● REQUIRED ACTION
Output the opening lines of the records exactly. End with the line that contains "with this input?".

****
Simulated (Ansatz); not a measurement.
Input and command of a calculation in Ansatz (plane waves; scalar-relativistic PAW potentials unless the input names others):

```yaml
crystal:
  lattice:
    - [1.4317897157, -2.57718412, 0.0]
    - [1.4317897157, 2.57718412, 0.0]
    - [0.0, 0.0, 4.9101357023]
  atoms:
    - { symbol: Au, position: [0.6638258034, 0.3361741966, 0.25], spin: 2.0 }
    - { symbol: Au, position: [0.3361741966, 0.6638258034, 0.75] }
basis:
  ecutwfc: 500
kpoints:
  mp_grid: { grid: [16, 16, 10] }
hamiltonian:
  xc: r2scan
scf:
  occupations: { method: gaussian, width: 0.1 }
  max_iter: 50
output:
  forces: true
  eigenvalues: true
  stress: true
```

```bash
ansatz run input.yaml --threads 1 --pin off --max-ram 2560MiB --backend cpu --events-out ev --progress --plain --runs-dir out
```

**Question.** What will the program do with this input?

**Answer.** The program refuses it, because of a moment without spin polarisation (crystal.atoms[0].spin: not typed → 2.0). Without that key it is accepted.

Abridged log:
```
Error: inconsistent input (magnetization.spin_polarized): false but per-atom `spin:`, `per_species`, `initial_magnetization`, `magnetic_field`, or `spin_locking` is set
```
****

● EXERCISE RESULT
Simulated (Ansatz); not a measurement.
Input and command of a calculation in Ansatz (plane waves; scalar-relativistic PAW potentials unless the input names others):

```yaml
crystal:
  lattice:
    - [1.4317897157, -2.57718412, 0.0]
    - [1.4317897157, 2.57718412, 0.0]
    - [0.0, 0.0, 4.9101357023]
  atoms:
    - { symbol: Au, position: [0.6638258034, 0.3361741966, 0.25], spin: 2.0 }
    - { symbol: Au, position: [0.3361741966, 0.6638258034, 0.75] }
basis:
  ecutwfc: 500
kpoints:
  mp_grid: { grid: [16, 16, 10] }
hamiltonian:
  xc: r2scan
scf:
  occupations: { method: gaussian, width: 0.1 }
  max_iter: 50
output:
  forces: true
  eigenvalues: true
  stress: true
```

```bash
ansatz run input.yaml --threads 1 --pin off --max-ram 2560MiB --backend cpu --events-out ev --progress --plain --runs-dir out
```

**Question.** What will the program do with this input?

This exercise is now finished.